Activity => From the first line of the records below through the line containing "Functional | r2SCAN |", copy everything exactly and nothing more.

===== Data provided
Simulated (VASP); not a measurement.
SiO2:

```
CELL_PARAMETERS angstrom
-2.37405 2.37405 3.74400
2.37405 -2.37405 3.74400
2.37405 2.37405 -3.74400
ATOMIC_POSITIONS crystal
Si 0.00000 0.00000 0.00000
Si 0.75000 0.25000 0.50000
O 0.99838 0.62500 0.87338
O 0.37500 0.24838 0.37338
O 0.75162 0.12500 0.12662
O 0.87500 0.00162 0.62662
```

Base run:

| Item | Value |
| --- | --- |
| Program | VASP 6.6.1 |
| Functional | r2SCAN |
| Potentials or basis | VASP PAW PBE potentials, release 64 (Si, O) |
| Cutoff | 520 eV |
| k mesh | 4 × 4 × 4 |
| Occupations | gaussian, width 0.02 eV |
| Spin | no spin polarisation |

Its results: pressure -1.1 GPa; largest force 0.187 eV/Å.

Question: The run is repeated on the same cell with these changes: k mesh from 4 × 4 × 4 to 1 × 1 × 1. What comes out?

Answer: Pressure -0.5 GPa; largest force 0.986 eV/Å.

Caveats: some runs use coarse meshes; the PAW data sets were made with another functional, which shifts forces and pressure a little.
==========

Exercise solution =>
Simulated (VASP); not a measurement.
SiO2:

```
CELL_PARAMETERS angstrom
-2.37405 2.37405 3.74400
2.37405 -2.37405 3.74400
2.37405 2.37405 -3.74400
ATOMIC_POSITIONS crystal
Si 0.00000 0.00000 0.00000
Si 0.75000 0.25000 0.50000
O 0.99838 0.62500 0.87338
O 0.37500 0.24838 0.37338
O 0.75162 0.12500 0.12662
O 0.87500 0.00162 0.62662
```

Base run:

| Item | Value |
| --- | --- |
| Program | VASP 6.6.1 |
| Functional | r2SCAN |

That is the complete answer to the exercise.